Assignment:
Transcribe only part of the material below: the lines from the one containing "The cell is" through the one containing "Result: converged; pressure", inclusive, exactly as written.

Supplied data: Begin

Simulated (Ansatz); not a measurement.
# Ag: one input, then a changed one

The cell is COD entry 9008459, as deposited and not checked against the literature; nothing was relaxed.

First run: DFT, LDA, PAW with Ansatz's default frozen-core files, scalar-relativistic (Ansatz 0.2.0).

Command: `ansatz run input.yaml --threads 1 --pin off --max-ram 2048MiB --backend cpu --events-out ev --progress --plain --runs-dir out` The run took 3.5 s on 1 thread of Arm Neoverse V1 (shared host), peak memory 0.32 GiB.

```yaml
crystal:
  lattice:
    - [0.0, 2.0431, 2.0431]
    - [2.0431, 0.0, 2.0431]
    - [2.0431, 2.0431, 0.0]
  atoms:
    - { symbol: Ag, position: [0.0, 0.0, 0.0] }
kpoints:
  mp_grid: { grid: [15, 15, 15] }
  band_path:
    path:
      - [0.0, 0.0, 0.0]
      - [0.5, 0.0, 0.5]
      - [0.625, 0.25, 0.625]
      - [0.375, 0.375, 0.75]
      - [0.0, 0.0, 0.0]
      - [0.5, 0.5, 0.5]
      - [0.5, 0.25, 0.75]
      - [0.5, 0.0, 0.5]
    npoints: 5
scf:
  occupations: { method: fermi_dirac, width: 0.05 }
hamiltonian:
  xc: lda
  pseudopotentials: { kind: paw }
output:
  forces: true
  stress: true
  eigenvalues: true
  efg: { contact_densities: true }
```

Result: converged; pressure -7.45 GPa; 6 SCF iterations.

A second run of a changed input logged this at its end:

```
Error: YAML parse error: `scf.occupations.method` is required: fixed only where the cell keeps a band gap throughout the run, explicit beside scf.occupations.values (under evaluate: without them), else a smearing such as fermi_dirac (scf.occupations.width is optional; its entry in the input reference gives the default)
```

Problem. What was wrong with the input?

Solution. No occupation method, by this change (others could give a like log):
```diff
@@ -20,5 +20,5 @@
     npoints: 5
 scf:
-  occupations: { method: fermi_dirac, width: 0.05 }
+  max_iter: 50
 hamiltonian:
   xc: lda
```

Supplied data: End

Result:
The cell is COD entry 9008459, as deposited and not checked against the literature; nothing was relaxed.

First run: DFT, LDA, PAW with Ansatz's default frozen-core files, scalar-relativistic (Ansatz 0.2.0).

Command: `ansatz run input.yaml --threads 1 --pin off --max-ram 2048MiB --backend cpu --events-out ev --progress --plain --runs-dir out` The run took 3.5 s on 1 thread of Arm Neoverse V1 (shared host), peak memory 0.32 GiB.

```yaml
crystal:
  lattice:
    - [0.0, 2.0431, 2.0431]
    - [2.0431, 0.0, 2.0431]
    - [2.0431, 2.0431, 0.0]
  atoms:
    - { symbol: Ag, position: [0.0, 0.0, 0.0] }
kpoints:
  mp_grid: { grid: [15, 15, 15] }
  band_path:
    path:
      - [0.0, 0.0, 0.0]
      - [0.5, 0.0, 0.5]
      - [0.625, 0.25, 0.625]
      - [0.375, 0.375, 0.75]
      - [0.0, 0.0, 0.0]
      - [0.5, 0.5, 0.5]
      - [0.5, 0.25, 0.75]
      - [0.5, 0.0, 0.5]
    npoints: 5
scf:
  occupations: { method: fermi_dirac, width: 0.05 }
hamiltonian:
  xc: lda
  pseudopotentials: { kind: paw }
output:
  forces: true
  stress: true
  eigenvalues: true
  efg: { contact_densities: true }
```

Result: converged; pressure -7.45 GPa; 6 SCF iterations.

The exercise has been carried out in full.